**GIVEN INFORMATION**
* * * * * * *
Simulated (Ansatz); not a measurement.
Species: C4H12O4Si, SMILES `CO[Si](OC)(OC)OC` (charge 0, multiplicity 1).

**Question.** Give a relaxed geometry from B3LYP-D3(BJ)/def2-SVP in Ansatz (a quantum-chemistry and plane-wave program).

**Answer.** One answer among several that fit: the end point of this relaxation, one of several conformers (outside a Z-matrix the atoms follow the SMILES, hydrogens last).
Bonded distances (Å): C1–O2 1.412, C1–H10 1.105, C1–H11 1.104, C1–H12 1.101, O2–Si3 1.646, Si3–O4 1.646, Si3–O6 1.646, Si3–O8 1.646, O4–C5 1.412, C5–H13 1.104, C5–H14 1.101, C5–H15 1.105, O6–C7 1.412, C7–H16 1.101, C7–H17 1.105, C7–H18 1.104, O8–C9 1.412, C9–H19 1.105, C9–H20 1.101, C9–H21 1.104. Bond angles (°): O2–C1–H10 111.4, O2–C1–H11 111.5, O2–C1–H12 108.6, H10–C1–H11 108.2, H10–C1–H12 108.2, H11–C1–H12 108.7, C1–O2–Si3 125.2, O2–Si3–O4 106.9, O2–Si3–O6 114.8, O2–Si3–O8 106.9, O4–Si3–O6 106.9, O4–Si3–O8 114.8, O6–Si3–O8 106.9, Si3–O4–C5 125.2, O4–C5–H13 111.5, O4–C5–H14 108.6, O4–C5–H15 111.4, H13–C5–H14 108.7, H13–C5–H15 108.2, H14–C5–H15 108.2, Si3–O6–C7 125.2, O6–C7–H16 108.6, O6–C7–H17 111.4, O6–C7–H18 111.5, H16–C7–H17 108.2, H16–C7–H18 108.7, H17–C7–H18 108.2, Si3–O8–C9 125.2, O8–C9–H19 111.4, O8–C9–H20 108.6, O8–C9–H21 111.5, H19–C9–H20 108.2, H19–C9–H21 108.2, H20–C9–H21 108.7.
* * * * * * *

**WORK INSTRUCTION**
Using the material above, quote the first line and each line after it, stopping at and including the line that holds "SMILES, hydrogens last).".

**TASK RESULT**
Simulated (Ansatz); not a measurement.
Species: C4H12O4Si, SMILES `CO[Si](OC)(OC)OC` (charge 0, multiplicity 1).

**Question.** Give a relaxed geometry from B3LYP-D3(BJ)/def2-SVP in Ansatz (a quantum-chemistry and plane-wave program).

**Answer.** One answer among several that fit: the end point of this relaxation, one of several conformers (outside a Z-matrix the atoms follow the SMILES, hydrogens last).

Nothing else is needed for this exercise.